· · · ·

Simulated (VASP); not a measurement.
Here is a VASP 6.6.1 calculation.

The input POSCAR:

· · · ·

Assignment:
With every word kept as it is, set down the entries again.

Exercise response:
Simulated (VASP); not a measurement.
Here is a VASP 6.6.1 calculation.

The input POSCAR:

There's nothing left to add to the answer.